● ● ● ●

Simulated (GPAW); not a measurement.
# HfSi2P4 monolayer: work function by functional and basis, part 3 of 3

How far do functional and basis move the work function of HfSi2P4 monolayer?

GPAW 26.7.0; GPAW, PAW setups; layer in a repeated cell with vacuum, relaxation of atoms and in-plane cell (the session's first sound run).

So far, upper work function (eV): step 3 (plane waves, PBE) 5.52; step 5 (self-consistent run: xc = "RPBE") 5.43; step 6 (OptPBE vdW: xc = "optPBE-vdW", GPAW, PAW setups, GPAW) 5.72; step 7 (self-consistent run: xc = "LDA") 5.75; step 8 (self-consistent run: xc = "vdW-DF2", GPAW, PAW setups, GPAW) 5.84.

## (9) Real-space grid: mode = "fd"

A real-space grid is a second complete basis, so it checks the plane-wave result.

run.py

● ● ● ●

Requirement: From the very first line of the data through the line with "A real-space grid" in it, please reproduce each line exactly and output nothing more.

Task result:
Simulated (GPAW); not a measurement.
# HfSi2P4 monolayer: work function by functional and basis, part 3 of 3

How far do functional and basis move the work function of HfSi2P4 monolayer?

GPAW 26.7.0; GPAW, PAW setups; layer in a repeated cell with vacuum, relaxation of atoms and in-plane cell (the session's first sound run).

So far, upper work function (eV): step 3 (plane waves, PBE) 5.52; step 5 (self-consistent run: xc = "RPBE") 5.43; step 6 (OptPBE vdW: xc = "optPBE-vdW", GPAW, PAW setups, GPAW) 5.72; step 7 (self-consistent run: xc = "LDA") 5.75; step 8 (self-consistent run: xc = "vdW-DF2", GPAW, PAW setups, GPAW) 5.84.

## (9) Real-space grid: mode = "fd"

A real-space grid is a second complete basis, so it checks the plane-wave result.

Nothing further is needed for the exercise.